+++ Entries supplied

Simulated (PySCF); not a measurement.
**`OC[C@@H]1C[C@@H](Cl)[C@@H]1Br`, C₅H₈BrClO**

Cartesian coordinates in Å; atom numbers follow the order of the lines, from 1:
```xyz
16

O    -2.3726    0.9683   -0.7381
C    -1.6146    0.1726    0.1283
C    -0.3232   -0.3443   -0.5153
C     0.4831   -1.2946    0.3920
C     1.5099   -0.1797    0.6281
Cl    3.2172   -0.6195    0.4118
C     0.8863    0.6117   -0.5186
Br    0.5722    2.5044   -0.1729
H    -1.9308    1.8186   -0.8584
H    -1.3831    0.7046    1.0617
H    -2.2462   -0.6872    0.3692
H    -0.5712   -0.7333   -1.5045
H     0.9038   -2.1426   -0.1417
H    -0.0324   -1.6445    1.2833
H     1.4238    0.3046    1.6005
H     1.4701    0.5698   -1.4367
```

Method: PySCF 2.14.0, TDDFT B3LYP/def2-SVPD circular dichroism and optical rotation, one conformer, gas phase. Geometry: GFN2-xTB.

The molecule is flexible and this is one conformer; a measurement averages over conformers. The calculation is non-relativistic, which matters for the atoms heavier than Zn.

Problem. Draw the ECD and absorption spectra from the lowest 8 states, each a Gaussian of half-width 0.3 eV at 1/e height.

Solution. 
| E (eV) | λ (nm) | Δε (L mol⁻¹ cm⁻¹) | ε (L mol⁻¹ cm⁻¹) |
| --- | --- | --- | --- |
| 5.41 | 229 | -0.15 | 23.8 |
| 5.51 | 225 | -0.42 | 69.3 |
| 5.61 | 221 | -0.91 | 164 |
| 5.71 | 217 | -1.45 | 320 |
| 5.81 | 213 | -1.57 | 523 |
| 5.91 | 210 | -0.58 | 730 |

++++++

*Work instruction:*
Please restate the records word for word. Go from the first line to the line with "-0.42 | 69.3 |" and include both.

*Exercise answer:*
Simulated (PySCF); not a measurement.
**`OC[C@@H]1C[C@@H](Cl)[C@@H]1Br`, C₅H₈BrClO**

Cartesian coordinates in Å; atom numbers follow the order of the lines, from 1:
```xyz
16

O    -2.3726    0.9683   -0.7381
C    -1.6146    0.1726    0.1283
C    -0.3232   -0.3443   -0.5153
C     0.4831   -1.2946    0.3920
C     1.5099   -0.1797    0.6281
Cl    3.2172   -0.6195    0.4118
C     0.8863    0.6117   -0.5186
Br    0.5722    2.5044   -0.1729
H    -1.9308    1.8186   -0.8584
H    -1.3831    0.7046    1.0617
H    -2.2462   -0.6872    0.3692
H    -0.5712   -0.7333   -1.5045
H     0.9038   -2.1426   -0.1417
H    -0.0324   -1.6445    1.2833
H     1.4238    0.3046    1.6005
H     1.4701    0.5698   -1.4367
```

Method: PySCF 2.14.0, TDDFT B3LYP/def2-SVPD circular dichroism and optical rotation, one conformer, gas phase. Geometry: GFN2-xTB.

The molecule is flexible and this is one conformer; a measurement averages over conformers. The calculation is non-relativistic, which matters for the atoms heavier than Zn.

Problem. Draw the ECD and absorption spectra from the lowest 8 states, each a Gaussian of half-width 0.3 eV at 1/e height.

Solution. 
| E (eV) | λ (nm) | Δε (L mol⁻¹ cm⁻¹) | ε (L mol⁻¹ cm⁻¹) |
| --- | --- | --- | --- |
| 5.41 | 229 | -0.15 | 23.8 |
| 5.51 | 225 | -0.42 | 69.3 |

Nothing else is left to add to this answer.